If a line contains "(D) CR-CCSD(T)", it is the last one to write out; begin with the first line of the records and copy each exactly.

-.-.-
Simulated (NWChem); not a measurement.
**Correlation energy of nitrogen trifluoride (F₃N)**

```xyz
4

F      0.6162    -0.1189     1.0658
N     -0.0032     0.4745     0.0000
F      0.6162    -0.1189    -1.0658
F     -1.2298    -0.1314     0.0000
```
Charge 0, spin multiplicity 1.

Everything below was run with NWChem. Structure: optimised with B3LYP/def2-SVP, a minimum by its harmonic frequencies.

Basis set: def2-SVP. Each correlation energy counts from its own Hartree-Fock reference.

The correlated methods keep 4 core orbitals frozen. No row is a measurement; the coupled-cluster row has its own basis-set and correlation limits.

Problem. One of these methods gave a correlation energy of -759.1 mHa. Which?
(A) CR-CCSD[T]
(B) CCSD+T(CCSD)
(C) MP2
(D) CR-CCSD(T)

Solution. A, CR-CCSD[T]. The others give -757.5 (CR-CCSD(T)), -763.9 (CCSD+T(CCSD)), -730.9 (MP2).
-.-.-

### WRITTEN ANSWER
Simulated (NWChem); not a measurement.
**Correlation energy of nitrogen trifluoride (F₃N)**

```xyz
4

F      0.6162    -0.1189     1.0658
N     -0.0032     0.4745     0.0000
F      0.6162    -0.1189    -1.0658
F     -1.2298    -0.1314     0.0000
```
Charge 0, spin multiplicity 1.

Everything below was run with NWChem. Structure: optimised with B3LYP/def2-SVP, a minimum by its harmonic frequencies.

Basis set: def2-SVP. Each correlation energy counts from its own Hartree-Fock reference.

The correlated methods keep 4 core orbitals frozen. No row is a measurement; the coupled-cluster row has its own basis-set and correlation limits.

Problem. One of these methods gave a correlation energy of -759.1 mHa. Which?
(A) CR-CCSD[T]
(B) CCSD+T(CCSD)
(C) MP2
(D) CR-CCSD(T)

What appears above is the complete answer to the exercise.